▶ _Required action_
Each entry has to be copied exactly, with nothing missed.

▶ _Data under study_
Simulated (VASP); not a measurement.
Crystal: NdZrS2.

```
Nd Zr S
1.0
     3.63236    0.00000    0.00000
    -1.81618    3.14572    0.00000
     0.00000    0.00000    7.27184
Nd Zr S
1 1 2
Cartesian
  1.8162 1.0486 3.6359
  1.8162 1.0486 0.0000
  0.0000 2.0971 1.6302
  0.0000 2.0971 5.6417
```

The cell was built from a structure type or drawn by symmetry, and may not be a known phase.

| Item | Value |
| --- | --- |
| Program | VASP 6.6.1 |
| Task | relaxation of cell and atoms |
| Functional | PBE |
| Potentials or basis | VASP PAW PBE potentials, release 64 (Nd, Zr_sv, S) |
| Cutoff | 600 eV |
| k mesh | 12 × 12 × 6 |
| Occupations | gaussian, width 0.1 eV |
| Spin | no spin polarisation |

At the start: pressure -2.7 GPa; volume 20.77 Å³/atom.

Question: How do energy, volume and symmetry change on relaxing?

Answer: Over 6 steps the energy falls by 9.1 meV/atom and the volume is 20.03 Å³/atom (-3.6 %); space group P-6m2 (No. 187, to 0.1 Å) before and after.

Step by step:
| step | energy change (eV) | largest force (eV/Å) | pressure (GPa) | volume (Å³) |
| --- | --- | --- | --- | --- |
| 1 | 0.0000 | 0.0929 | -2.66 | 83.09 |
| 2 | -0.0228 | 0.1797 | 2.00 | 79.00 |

▶ _Exercise solution_
Simulated (VASP); not a measurement.
Crystal: NdZrS2.

```
Nd Zr S
1.0
     3.63236    0.00000    0.00000
    -1.81618    3.14572    0.00000
     0.00000    0.00000    7.27184
Nd Zr S
1 1 2
Cartesian
  1.8162 1.0486 3.6359
  1.8162 1.0486 0.0000
  0.0000 2.0971 1.6302
  0.0000 2.0971 5.6417
```

The cell was built from a structure type or drawn by symmetry, and may not be a known phase.

| Item | Value |
| --- | --- |
| Program | VASP 6.6.1 |
| Task | relaxation of cell and atoms |
| Functional | PBE |
| Potentials or basis | VASP PAW PBE potentials, release 64 (Nd, Zr_sv, S) |
| Cutoff | 600 eV |
| k mesh | 12 × 12 × 6 |
| Occupations | gaussian, width 0.1 eV |
| Spin | no spin polarisation |

At the start: pressure -2.7 GPa; volume 20.77 Å³/atom.

Question: How do energy, volume and symmetry change on relaxing?

Answer: Over 6 steps the energy falls by 9.1 meV/atom and the volume is 20.03 Å³/atom (-3.6 %); space group P-6m2 (No. 187, to 0.1 Å) before and after.

Step by step:
| step | energy change (eV) | largest force (eV/Å) | pressure (GPa) | volume (Å³) |
| --- | --- | --- | --- | --- |
| 1 | 0.0000 | 0.0929 | -2.66 | 83.09 |
| 2 | -0.0228 | 0.1797 | 2.00 | 79.00 |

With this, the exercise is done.